▶ [EXERCISE]
Copy out every record precisely.

▶ [INFORMATION SUPPLIED]
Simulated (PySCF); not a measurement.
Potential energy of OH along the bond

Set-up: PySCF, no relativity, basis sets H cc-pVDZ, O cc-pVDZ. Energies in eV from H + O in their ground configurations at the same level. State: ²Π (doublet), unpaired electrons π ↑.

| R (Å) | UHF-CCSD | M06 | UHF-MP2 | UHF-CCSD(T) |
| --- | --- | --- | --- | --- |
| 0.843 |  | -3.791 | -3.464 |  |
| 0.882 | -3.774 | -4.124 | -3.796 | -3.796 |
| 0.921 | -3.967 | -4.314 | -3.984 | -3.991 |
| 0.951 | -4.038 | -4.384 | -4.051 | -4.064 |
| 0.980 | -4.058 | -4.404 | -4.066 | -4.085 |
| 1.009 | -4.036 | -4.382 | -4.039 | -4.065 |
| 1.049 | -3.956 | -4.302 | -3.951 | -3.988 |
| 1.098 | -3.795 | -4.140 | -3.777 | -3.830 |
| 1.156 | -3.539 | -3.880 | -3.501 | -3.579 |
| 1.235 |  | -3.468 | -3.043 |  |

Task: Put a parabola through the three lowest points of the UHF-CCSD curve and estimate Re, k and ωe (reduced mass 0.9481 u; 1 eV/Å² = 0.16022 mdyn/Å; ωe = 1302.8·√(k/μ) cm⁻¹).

▶ [TASK RESPONSE]
Simulated (PySCF); not a measurement.
Potential energy of OH along the bond

Set-up: PySCF, no relativity, basis sets H cc-pVDZ, O cc-pVDZ. Energies in eV from H + O in their ground configurations at the same level. State: ²Π (doublet), unpaired electrons π ↑.

| R (Å) | UHF-CCSD | M06 | UHF-MP2 | UHF-CCSD(T) |
| --- | --- | --- | --- | --- |
| 0.843 |  | -3.791 | -3.464 |  |
| 0.882 | -3.774 | -4.124 | -3.796 | -3.796 |
| 0.921 | -3.967 | -4.314 | -3.984 | -3.991 |
| 0.951 | -4.038 | -4.384 | -4.051 | -4.064 |
| 0.980 | -4.058 | -4.404 | -4.066 | -4.085 |
| 1.009 | -4.036 | -4.382 | -4.039 | -4.065 |
| 1.049 | -3.956 | -4.302 | -3.951 | -3.988 |
| 1.098 | -3.795 | -4.140 | -3.777 | -3.830 |
| 1.156 | -3.539 | -3.880 | -3.501 | -3.579 |
| 1.235 |  | -3.468 | -3.043 |  |

Task: Put a parabola through the three lowest points of the UHF-CCSD curve and estimate Re, k and ωe (reduced mass 0.9481 u; 1 eV/Å² = 0.16022 mdyn/Å; ωe = 1302.8·√(k/μ) cm⁻¹).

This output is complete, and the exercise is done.